▶ [ASSIGNMENT] Please quote exactly the opening lines of the data, from the first line to the one where "4, Ga 4, P 4." appears.

[DATA EXTRACTS Boundary: Start]
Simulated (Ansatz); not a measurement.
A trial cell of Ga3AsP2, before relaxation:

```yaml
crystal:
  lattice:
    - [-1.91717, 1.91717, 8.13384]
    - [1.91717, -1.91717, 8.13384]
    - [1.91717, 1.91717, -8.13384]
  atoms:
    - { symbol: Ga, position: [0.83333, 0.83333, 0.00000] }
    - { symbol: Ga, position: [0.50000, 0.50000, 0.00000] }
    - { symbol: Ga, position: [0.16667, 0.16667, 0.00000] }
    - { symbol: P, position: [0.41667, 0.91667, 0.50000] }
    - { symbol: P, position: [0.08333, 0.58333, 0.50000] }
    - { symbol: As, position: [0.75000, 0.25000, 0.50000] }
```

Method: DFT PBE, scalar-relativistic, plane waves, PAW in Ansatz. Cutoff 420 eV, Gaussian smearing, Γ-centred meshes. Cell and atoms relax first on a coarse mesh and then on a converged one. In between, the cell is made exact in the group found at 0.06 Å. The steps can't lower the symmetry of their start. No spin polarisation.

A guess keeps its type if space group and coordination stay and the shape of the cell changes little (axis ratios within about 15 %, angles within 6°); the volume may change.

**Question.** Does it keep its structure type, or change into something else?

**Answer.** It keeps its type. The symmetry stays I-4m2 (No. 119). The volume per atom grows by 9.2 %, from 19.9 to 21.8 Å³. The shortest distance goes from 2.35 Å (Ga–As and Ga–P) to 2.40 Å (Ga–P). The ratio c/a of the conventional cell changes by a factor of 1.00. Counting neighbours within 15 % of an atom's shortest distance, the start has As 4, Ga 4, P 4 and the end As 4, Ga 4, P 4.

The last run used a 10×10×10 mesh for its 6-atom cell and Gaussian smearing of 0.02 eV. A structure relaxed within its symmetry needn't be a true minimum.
[DATA EXTRACTS Boundary: End]

▶ [TASK OUTPUT]
Simulated (Ansatz); not a measurement.
A trial cell of Ga3AsP2, before relaxation:

```yaml
crystal:
  lattice:
    - [-1.91717, 1.91717, 8.13384]
    - [1.91717, -1.91717, 8.13384]
    - [1.91717, 1.91717, -8.13384]
  atoms:
    - { symbol: Ga, position: [0.83333, 0.83333, 0.00000] }
    - { symbol: Ga, position: [0.50000, 0.50000, 0.00000] }
    - { symbol: Ga, position: [0.16667, 0.16667, 0.00000] }
    - { symbol: P, position: [0.41667, 0.91667, 0.50000] }
    - { symbol: P, position: [0.08333, 0.58333, 0.50000] }
    - { symbol: As, position: [0.75000, 0.25000, 0.50000] }
```

Method: DFT PBE, scalar-relativistic, plane waves, PAW in Ansatz. Cutoff 420 eV, Gaussian smearing, Γ-centred meshes. Cell and atoms relax first on a coarse mesh and then on a converged one. In between, the cell is made exact in the group found at 0.06 Å. The steps can't lower the symmetry of their start. No spin polarisation.

A guess keeps its type if space group and coordination stay and the shape of the cell changes little (axis ratios within about 15 %, angles within 6°); the volume may change.

**Question.** Does it keep its structure type, or change into something else?

**Answer.** It keeps its type. The symmetry stays I-4m2 (No. 119). The volume per atom grows by 9.2 %, from 19.9 to 21.8 Å³. The shortest distance goes from 2.35 Å (Ga–As and Ga–P) to 2.40 Å (Ga–P). The ratio c/a of the conventional cell changes by a factor of 1.00. Counting neighbours within 15 % of an atom's shortest distance, the start has As 4, Ga 4, P 4 and the end As 4, Ga 4, P 4.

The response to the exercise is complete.